——
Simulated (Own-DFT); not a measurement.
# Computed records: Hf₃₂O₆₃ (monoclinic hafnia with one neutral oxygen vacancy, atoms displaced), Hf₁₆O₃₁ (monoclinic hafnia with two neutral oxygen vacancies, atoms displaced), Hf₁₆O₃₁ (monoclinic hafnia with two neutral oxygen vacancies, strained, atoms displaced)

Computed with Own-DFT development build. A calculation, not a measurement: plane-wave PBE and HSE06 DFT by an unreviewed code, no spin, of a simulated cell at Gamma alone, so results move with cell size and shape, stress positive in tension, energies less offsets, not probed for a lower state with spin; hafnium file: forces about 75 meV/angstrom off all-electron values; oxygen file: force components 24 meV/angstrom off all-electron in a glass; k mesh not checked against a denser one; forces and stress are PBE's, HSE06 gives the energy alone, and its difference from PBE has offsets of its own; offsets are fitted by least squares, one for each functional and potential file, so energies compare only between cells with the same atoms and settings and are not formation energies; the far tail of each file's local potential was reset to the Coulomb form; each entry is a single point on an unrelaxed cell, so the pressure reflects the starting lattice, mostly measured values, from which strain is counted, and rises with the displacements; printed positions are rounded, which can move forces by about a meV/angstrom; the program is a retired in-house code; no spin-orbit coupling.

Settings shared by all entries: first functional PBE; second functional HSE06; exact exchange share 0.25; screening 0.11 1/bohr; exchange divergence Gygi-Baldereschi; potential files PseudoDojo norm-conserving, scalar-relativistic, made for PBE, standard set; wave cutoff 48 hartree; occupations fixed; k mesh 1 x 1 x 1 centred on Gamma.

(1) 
——

▸ **Task item**:
Could you set down, exactly as written, the lines above between the one holding "# Computed records: Hf₃₂O₆₃" and the one holding "Computed with Own-DFT", inclusive, and nothing more?

▸ **Written response**:
# Computed records: Hf₃₂O₆₃ (monoclinic hafnia with one neutral oxygen vacancy, atoms displaced), Hf₁₆O₃₁ (monoclinic hafnia with two neutral oxygen vacancies, atoms displaced), Hf₁₆O₃₁ (monoclinic hafnia with two neutral oxygen vacancies, strained, atoms displaced)

Computed with Own-DFT development build. A calculation, not a measurement: plane-wave PBE and HSE06 DFT by an unreviewed code, no spin, of a simulated cell at Gamma alone, so results move with cell size and shape, stress positive in tension, energies less offsets, not probed for a lower state with spin; hafnium file: forces about 75 meV/angstrom off all-electron values; oxygen file: force components 24 meV/angstrom off all-electron in a glass; k mesh not checked against a denser one; forces and stress are PBE's, HSE06 gives the energy alone, and its difference from PBE has offsets of its own; offsets are fitted by least squares, one for each functional and potential file, so energies compare only between cells with the same atoms and settings and are not formation energies; the far tail of each file's local potential was reset to the Coulomb form; each entry is a single point on an unrelaxed cell, so the pressure reflects the starting lattice, mostly measured values, from which strain is counted, and rises with the displacements; printed positions are rounded, which can move forces by about a meV/angstrom; the program is a retired in-house code; no spin-orbit coupling.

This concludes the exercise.